Supplied records:
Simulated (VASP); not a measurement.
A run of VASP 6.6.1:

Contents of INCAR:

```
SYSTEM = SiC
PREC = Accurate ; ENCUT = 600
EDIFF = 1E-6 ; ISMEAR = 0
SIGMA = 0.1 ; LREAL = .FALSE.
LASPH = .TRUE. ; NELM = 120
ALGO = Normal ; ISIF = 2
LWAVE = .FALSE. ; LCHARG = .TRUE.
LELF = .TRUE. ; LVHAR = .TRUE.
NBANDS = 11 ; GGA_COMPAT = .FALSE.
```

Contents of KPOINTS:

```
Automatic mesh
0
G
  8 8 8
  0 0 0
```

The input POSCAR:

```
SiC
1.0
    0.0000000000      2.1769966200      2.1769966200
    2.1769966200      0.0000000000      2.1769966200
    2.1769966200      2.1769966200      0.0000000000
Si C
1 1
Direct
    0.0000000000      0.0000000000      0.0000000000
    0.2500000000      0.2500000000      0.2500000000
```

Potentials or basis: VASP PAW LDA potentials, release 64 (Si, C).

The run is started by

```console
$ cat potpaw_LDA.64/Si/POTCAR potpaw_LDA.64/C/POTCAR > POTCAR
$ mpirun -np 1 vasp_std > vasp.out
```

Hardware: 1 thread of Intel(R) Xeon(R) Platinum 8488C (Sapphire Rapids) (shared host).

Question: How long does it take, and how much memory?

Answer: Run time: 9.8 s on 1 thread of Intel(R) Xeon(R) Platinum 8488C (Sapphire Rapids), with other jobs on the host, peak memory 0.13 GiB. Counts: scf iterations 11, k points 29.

Assigned task: Only the lines from the start of the material through the line bearing "Question: How long" are needed, restated exactly, with both end lines included.

Answer space:
Simulated (VASP); not a measurement.
A run of VASP 6.6.1:

Contents of INCAR:

```
SYSTEM = SiC
PREC = Accurate ; ENCUT = 600
EDIFF = 1E-6 ; ISMEAR = 0
SIGMA = 0.1 ; LREAL = .FALSE.
LASPH = .TRUE. ; NELM = 120
ALGO = Normal ; ISIF = 2
LWAVE = .FALSE. ; LCHARG = .TRUE.
LELF = .TRUE. ; LVHAR = .TRUE.
NBANDS = 11 ; GGA_COMPAT = .FALSE.
```

Contents of KPOINTS:

```
Automatic mesh
0
G
  8 8 8
  0 0 0
```

The input POSCAR:

```
SiC
1.0
    0.0000000000      2.1769966200      2.1769966200
    2.1769966200      0.0000000000      2.1769966200
    2.1769966200      2.1769966200      0.0000000000
Si C
1 1
Direct
    0.0000000000      0.0000000000      0.0000000000
    0.2500000000      0.2500000000      0.2500000000
```

Potentials or basis: VASP PAW LDA potentials, release 64 (Si, C).

The run is started by

```console
$ cat potpaw_LDA.64/Si/POTCAR potpaw_LDA.64/C/POTCAR > POTCAR
$ mpirun -np 1 vasp_std > vasp.out
```

Hardware: 1 thread of Intel(R) Xeon(R) Platinum 8488C (Sapphire Rapids) (shared host).

Question: How long does it take, and how much memory?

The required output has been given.